▸ Data extract:
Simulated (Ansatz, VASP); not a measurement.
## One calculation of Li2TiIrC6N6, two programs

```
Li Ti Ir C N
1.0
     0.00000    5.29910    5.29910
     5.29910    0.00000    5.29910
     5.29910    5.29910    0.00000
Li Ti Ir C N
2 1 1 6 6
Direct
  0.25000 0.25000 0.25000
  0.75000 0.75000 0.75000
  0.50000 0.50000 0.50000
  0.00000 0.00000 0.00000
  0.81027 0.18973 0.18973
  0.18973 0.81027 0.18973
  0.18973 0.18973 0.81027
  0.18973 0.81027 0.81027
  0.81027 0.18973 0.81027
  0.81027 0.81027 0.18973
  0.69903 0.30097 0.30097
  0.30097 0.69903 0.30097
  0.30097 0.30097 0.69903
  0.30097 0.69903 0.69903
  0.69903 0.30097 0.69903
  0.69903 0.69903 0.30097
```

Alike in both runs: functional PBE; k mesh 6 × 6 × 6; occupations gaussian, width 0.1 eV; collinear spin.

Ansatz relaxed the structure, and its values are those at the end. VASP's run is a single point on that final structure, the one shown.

▸ Activity:
What is needed is every line from the beginning of the data up to and including the line with "Alike in both", given again word for word.

▸ Exercise solution:
Simulated (Ansatz, VASP); not a measurement.
## One calculation of Li2TiIrC6N6, two programs

```
Li Ti Ir C N
1.0
     0.00000    5.29910    5.29910
     5.29910    0.00000    5.29910
     5.29910    5.29910    0.00000
Li Ti Ir C N
2 1 1 6 6
Direct
  0.25000 0.25000 0.25000
  0.75000 0.75000 0.75000
  0.50000 0.50000 0.50000
  0.00000 0.00000 0.00000
  0.81027 0.18973 0.18973
  0.18973 0.81027 0.18973
  0.18973 0.18973 0.81027
  0.18973 0.81027 0.81027
  0.81027 0.18973 0.81027
  0.81027 0.81027 0.18973
  0.69903 0.30097 0.30097
  0.30097 0.69903 0.30097
  0.30097 0.30097 0.69903
  0.30097 0.69903 0.69903
  0.69903 0.30097 0.69903
  0.69903 0.69903 0.30097
```

Alike in both runs: functional PBE; k mesh 6 × 6 × 6; occupations gaussian, width 0.1 eV; collinear spin.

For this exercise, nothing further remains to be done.